Work task ->
In the entries below, find the line containing "Task: What will" and the line containing "- FFT grid (NGX, NGY, NGZ): 20 × 20 × 36". Copy those two lines and everything between them exactly, and only that.

::::::::

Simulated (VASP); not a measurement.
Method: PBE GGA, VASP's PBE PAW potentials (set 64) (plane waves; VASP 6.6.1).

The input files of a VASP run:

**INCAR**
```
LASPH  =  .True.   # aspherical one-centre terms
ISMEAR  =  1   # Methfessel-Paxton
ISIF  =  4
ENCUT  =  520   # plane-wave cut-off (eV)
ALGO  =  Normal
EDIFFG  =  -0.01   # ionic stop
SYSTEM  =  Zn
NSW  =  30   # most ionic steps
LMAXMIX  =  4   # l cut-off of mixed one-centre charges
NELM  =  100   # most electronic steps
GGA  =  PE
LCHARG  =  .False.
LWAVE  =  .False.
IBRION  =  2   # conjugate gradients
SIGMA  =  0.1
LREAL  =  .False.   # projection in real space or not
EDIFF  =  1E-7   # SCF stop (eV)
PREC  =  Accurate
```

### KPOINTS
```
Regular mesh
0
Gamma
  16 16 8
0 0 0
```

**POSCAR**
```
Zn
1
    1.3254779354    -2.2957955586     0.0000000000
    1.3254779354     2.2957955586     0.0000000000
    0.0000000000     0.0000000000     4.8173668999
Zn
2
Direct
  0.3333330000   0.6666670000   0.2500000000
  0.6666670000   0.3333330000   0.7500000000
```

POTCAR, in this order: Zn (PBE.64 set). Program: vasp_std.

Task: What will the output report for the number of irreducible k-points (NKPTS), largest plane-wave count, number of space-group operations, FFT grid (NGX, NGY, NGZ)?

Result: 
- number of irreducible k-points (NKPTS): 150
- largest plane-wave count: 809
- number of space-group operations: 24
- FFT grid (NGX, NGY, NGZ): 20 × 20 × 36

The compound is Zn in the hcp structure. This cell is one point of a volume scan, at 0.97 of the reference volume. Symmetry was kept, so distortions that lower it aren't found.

::::::::

Task solution ->
Task: What will the output report for the number of irreducible k-points (NKPTS), largest plane-wave count, number of space-group operations, FFT grid (NGX, NGY, NGZ)?

Result: 
- number of irreducible k-points (NKPTS): 150
- largest plane-wave count: 809
- number of space-group operations: 24
- FFT grid (NGX, NGY, NGZ): 20 × 20 × 36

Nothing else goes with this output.